- _REQUIREMENT_
Please return the material exactly; leave no entry out.

····················

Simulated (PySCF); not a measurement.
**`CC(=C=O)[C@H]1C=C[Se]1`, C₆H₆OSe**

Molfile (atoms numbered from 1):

····················

- _WRITTEN RESPONSE_
Simulated (PySCF); not a measurement.
**`CC(=C=O)[C@H]1C=C[Se]1`, C₆H₆OSe**

Molfile (atoms numbered from 1):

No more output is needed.